[Assignment]
Copy out each line from the start of the material below until the line with "Ansatz? (Best estimate.)", that line included.

[Data extract]
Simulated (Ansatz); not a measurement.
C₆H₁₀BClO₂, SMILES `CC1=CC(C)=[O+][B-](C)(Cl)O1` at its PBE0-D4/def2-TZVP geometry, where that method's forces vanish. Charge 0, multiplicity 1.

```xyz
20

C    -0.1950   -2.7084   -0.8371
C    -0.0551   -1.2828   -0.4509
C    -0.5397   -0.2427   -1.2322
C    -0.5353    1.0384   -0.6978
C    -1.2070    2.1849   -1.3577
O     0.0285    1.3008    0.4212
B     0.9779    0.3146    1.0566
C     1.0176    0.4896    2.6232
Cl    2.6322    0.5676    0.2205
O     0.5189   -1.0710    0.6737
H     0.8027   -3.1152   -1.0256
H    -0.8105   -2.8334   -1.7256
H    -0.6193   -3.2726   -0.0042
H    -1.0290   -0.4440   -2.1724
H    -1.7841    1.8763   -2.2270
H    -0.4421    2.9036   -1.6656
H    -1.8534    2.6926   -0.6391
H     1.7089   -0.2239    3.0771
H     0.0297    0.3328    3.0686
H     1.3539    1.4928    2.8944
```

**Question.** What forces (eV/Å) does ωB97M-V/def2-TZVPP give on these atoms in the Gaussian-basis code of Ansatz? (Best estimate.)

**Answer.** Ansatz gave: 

[Result]
Simulated (Ansatz); not a measurement.
C₆H₁₀BClO₂, SMILES `CC1=CC(C)=[O+][B-](C)(Cl)O1` at its PBE0-D4/def2-TZVP geometry, where that method's forces vanish. Charge 0, multiplicity 1.

```xyz
20

C    -0.1950   -2.7084   -0.8371
C    -0.0551   -1.2828   -0.4509
C    -0.5397   -0.2427   -1.2322
C    -0.5353    1.0384   -0.6978
C    -1.2070    2.1849   -1.3577
O     0.0285    1.3008    0.4212
B     0.9779    0.3146    1.0566
C     1.0176    0.4896    2.6232
Cl    2.6322    0.5676    0.2205
O     0.5189   -1.0710    0.6737
H     0.8027   -3.1152   -1.0256
H    -0.8105   -2.8334   -1.7256
H    -0.6193   -3.2726   -0.0042
H    -1.0290   -0.4440   -2.1724
H    -1.7841    1.8763   -2.2270
H    -0.4421    2.9036   -1.6656
H    -1.8534    2.6926   -0.6391
H     1.7089   -0.2239    3.0771
H     0.0297    0.3328    3.0686
H     1.3539    1.4928    2.8944
```

**Question.** What forces (eV/Å) does ωB97M-V/def2-TZVPP give on these atoms in the Gaussian-basis code of Ansatz? (Best estimate.)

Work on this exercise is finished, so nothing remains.